BEGIN GIVEN INFORMATION

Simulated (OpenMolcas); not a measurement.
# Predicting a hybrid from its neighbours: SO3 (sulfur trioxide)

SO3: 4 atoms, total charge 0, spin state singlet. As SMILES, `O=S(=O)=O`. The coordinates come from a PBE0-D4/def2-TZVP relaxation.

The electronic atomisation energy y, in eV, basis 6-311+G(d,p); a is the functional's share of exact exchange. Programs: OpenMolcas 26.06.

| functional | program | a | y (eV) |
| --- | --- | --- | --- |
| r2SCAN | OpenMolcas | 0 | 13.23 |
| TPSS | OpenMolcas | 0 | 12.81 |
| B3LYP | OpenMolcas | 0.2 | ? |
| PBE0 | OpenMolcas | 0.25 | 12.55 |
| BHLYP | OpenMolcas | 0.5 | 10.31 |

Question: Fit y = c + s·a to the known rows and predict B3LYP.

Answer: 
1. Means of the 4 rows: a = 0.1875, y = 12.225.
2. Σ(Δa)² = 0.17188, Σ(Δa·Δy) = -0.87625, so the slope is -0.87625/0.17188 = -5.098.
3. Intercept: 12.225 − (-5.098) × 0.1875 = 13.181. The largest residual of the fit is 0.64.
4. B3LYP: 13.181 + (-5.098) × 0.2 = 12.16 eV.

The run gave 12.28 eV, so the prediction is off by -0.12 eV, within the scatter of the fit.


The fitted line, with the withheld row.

END GIVEN INFORMATION

ACTIVITY: Please write out exactly the lines from the start of the data through the line that contains "The run gave", both ends included, and nothing else.

WRITTEN SOLUTION:
Simulated (OpenMolcas); not a measurement.
# Predicting a hybrid from its neighbours: SO3 (sulfur trioxide)

SO3: 4 atoms, total charge 0, spin state singlet. As SMILES, `O=S(=O)=O`. The coordinates come from a PBE0-D4/def2-TZVP relaxation.

The electronic atomisation energy y, in eV, basis 6-311+G(d,p); a is the functional's share of exact exchange. Programs: OpenMolcas 26.06.

| functional | program | a | y (eV) |
| --- | --- | --- | --- |
| r2SCAN | OpenMolcas | 0 | 13.23 |
| TPSS | OpenMolcas | 0 | 12.81 |
| B3LYP | OpenMolcas | 0.2 | ? |
| PBE0 | OpenMolcas | 0.25 | 12.55 |
| BHLYP | OpenMolcas | 0.5 | 10.31 |

Question: Fit y = c + s·a to the known rows and predict B3LYP.

Answer: 
1. Means of the 4 rows: a = 0.1875, y = 12.225.
2. Σ(Δa)² = 0.17188, Σ(Δa·Δy) = -0.87625, so the slope is -0.87625/0.17188 = -5.098.
3. Intercept: 12.225 − (-5.098) × 0.1875 = 13.181. The largest residual of the fit is 0.64.
4. B3LYP: 13.181 + (-5.098) × 0.2 = 12.16 eV.

The run gave 12.28 eV, so the prediction is off by -0.12 eV, within the scatter of the fit.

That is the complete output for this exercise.